# # # # # # #

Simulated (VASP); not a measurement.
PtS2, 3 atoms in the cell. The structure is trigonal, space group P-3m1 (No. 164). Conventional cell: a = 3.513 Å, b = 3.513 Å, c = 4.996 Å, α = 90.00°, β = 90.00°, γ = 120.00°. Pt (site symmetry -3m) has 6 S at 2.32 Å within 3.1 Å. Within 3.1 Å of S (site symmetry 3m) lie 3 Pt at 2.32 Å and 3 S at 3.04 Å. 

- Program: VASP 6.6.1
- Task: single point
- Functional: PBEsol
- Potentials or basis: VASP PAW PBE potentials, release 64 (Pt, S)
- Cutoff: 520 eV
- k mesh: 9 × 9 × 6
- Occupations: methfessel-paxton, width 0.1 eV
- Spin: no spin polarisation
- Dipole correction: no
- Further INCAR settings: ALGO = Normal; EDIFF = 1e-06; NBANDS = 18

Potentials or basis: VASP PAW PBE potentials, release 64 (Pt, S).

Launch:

# # # # # # #

For this exercise, output all the data exactly as shown above.

PROBLEM SOLUTION:
Simulated (VASP); not a measurement.
PtS2, 3 atoms in the cell. The structure is trigonal, space group P-3m1 (No. 164). Conventional cell: a = 3.513 Å, b = 3.513 Å, c = 4.996 Å, α = 90.00°, β = 90.00°, γ = 120.00°. Pt (site symmetry -3m) has 6 S at 2.32 Å within 3.1 Å. Within 3.1 Å of S (site symmetry 3m) lie 3 Pt at 2.32 Å and 3 S at 3.04 Å. 

- Program: VASP 6.6.1
- Task: single point
- Functional: PBEsol
- Potentials or basis: VASP PAW PBE potentials, release 64 (Pt, S)
- Cutoff: 520 eV
- k mesh: 9 × 9 × 6
- Occupations: methfessel-paxton, width 0.1 eV
- Spin: no spin polarisation
- Dipole correction: no
- Further INCAR settings: ALGO = Normal; EDIFF = 1e-06; NBANDS = 18

Potentials or basis: VASP PAW PBE potentials, release 64 (Pt, S).

Launch:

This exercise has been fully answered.